Work item
Print the listing below from its opening line through the line holding "The change: uniaxial", both ends included.

Data listing
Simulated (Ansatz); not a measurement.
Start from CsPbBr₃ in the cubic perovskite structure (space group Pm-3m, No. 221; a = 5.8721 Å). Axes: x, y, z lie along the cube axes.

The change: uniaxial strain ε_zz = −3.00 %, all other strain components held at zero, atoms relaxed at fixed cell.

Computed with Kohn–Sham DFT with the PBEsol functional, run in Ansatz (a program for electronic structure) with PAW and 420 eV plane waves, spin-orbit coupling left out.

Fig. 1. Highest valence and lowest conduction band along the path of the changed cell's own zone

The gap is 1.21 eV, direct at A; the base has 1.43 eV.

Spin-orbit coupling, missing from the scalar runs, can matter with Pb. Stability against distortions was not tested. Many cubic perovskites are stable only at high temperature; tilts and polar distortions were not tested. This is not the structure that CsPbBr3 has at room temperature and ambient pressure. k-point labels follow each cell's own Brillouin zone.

Task result
Simulated (Ansatz); not a measurement.
Start from CsPbBr₃ in the cubic perovskite structure (space group Pm-3m, No. 221; a = 5.8721 Å). Axes: x, y, z lie along the cube axes.

The change: uniaxial strain ε_zz = −3.00 %, all other strain components held at zero, atoms relaxed at fixed cell.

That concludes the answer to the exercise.